_ _ _ _ _ _ _

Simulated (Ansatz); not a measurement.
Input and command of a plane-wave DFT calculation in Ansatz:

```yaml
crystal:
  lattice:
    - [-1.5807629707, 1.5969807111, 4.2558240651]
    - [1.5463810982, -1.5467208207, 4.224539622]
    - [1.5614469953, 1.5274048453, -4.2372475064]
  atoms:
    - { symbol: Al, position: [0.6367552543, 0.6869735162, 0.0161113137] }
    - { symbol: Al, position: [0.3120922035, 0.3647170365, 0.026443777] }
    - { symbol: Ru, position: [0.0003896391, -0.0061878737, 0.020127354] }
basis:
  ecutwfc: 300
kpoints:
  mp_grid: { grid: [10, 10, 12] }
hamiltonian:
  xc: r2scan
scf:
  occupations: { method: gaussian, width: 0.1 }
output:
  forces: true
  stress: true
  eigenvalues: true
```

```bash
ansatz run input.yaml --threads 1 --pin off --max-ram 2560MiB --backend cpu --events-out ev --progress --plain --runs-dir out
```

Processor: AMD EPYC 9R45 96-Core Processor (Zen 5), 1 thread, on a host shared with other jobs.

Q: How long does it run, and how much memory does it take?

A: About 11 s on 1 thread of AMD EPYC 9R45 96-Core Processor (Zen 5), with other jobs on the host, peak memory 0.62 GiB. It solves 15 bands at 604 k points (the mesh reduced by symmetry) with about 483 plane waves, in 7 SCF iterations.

_ _ _ _ _ _ _

- [TASK ITEM]:
Using the entries above, repeat only the lines from the one containing "Input and command" through the one containing "Q: How long", end lines included.

- [TASK RESPONSE]:
Input and command of a plane-wave DFT calculation in Ansatz:

```yaml
crystal:
  lattice:
    - [-1.5807629707, 1.5969807111, 4.2558240651]
    - [1.5463810982, -1.5467208207, 4.224539622]
    - [1.5614469953, 1.5274048453, -4.2372475064]
  atoms:
    - { symbol: Al, position: [0.6367552543, 0.6869735162, 0.0161113137] }
    - { symbol: Al, position: [0.3120922035, 0.3647170365, 0.026443777] }
    - { symbol: Ru, position: [0.0003896391, -0.0061878737, 0.020127354] }
basis:
  ecutwfc: 300
kpoints:
  mp_grid: { grid: [10, 10, 12] }
hamiltonian:
  xc: r2scan
scf:
  occupations: { method: gaussian, width: 0.1 }
output:
  forces: true
  stress: true
  eigenvalues: true
```

```bash
ansatz run input.yaml --threads 1 --pin off --max-ram 2560MiB --backend cpu --events-out ev --progress --plain --runs-dir out
```

Processor: AMD EPYC 9R45 96-Core Processor (Zen 5), 1 thread, on a host shared with other jobs.

Q: How long does it run, and how much memory does it take?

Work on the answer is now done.